----- ENTRIES PROVIDED

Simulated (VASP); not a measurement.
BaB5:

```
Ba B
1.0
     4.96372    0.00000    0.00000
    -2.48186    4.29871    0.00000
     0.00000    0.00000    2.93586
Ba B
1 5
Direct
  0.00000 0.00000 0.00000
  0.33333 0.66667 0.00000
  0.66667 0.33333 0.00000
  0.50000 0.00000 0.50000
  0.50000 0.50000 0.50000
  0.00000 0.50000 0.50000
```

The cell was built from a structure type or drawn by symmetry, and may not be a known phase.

----------

*REQUIRED ACTION*: Write out the data again in full. Match it exactly.

*RESULT*:
Simulated (VASP); not a measurement.
BaB5:

```
Ba B
1.0
     4.96372    0.00000    0.00000
    -2.48186    4.29871    0.00000
     0.00000    0.00000    2.93586
Ba B
1 5
Direct
  0.00000 0.00000 0.00000
  0.33333 0.66667 0.00000
  0.66667 0.33333 0.00000
  0.50000 0.00000 0.50000
  0.50000 0.50000 0.50000
  0.00000 0.50000 0.50000
```

The cell was built from a structure type or drawn by symmetry, and may not be a known phase.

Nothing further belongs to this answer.